*** Data records
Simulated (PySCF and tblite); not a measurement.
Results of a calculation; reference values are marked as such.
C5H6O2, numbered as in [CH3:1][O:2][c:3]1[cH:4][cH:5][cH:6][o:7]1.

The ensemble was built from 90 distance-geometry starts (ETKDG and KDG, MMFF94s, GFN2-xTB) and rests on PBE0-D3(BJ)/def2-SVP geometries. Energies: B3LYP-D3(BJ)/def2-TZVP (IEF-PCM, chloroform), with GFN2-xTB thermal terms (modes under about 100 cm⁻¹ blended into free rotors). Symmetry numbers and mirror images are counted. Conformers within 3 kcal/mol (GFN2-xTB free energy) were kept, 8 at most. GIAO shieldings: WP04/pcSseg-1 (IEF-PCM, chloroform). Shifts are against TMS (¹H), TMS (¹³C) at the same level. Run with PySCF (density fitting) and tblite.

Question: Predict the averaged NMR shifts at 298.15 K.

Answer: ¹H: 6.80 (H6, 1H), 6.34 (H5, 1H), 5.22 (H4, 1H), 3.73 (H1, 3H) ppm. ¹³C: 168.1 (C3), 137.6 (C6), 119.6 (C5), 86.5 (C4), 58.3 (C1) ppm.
******

Required action → Your answer must consist of every line above, reproduced exactly.

Task answer →
Simulated (PySCF and tblite); not a measurement.
Results of a calculation; reference values are marked as such.
C5H6O2, numbered as in [CH3:1][O:2][c:3]1[cH:4][cH:5][cH:6][o:7]1.

The ensemble was built from 90 distance-geometry starts (ETKDG and KDG, MMFF94s, GFN2-xTB) and rests on PBE0-D3(BJ)/def2-SVP geometries. Energies: B3LYP-D3(BJ)/def2-TZVP (IEF-PCM, chloroform), with GFN2-xTB thermal terms (modes under about 100 cm⁻¹ blended into free rotors). Symmetry numbers and mirror images are counted. Conformers within 3 kcal/mol (GFN2-xTB free energy) were kept, 8 at most. GIAO shieldings: WP04/pcSseg-1 (IEF-PCM, chloroform). Shifts are against TMS (¹H), TMS (¹³C) at the same level. Run with PySCF (density fitting) and tblite.

Question: Predict the averaged NMR shifts at 298.15 K.

Answer: ¹H: 6.80 (H6, 1H), 6.34 (H5, 1H), 5.22 (H4, 1H), 3.73 (H1, 3H) ppm. ¹³C: 168.1 (C3), 137.6 (C6), 119.6 (C5), 86.5 (C4), 58.3 (C1) ppm.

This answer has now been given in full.